BRIEF —
Repeat the lines of the data exactly, from the first one through the one that contains "Answer: 1 ×".

LISTED ENTRIES —
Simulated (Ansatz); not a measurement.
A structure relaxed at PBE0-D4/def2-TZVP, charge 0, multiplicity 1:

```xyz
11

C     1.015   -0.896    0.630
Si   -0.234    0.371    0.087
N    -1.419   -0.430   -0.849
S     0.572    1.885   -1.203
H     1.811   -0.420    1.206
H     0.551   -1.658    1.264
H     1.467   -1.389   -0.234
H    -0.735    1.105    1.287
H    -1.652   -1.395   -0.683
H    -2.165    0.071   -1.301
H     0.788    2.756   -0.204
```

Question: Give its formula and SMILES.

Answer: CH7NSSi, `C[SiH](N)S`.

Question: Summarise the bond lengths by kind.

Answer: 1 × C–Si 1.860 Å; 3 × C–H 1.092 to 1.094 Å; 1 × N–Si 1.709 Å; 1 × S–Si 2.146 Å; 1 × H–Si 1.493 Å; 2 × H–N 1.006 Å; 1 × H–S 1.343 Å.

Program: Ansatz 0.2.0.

WORKED SOLUTION —
Simulated (Ansatz); not a measurement.
A structure relaxed at PBE0-D4/def2-TZVP, charge 0, multiplicity 1:

```xyz
11

C     1.015   -0.896    0.630
Si   -0.234    0.371    0.087
N    -1.419   -0.430   -0.849
S     0.572    1.885   -1.203
H     1.811   -0.420    1.206
H     0.551   -1.658    1.264
H     1.467   -1.389   -0.234
H    -0.735    1.105    1.287
H    -1.652   -1.395   -0.683
H    -2.165    0.071   -1.301
H     0.788    2.756   -0.204
```

Question: Give its formula and SMILES.

Answer: CH7NSSi, `C[SiH](N)S`.

Question: Summarise the bond lengths by kind.

Answer: 1 × C–Si 1.860 Å; 3 × C–H 1.092 to 1.094 Å; 1 × N–Si 1.709 Å; 1 × S–Si 2.146 Å; 1 × H–Si 1.493 Å; 2 × H–N 1.006 Å; 1 × H–S 1.343 Å.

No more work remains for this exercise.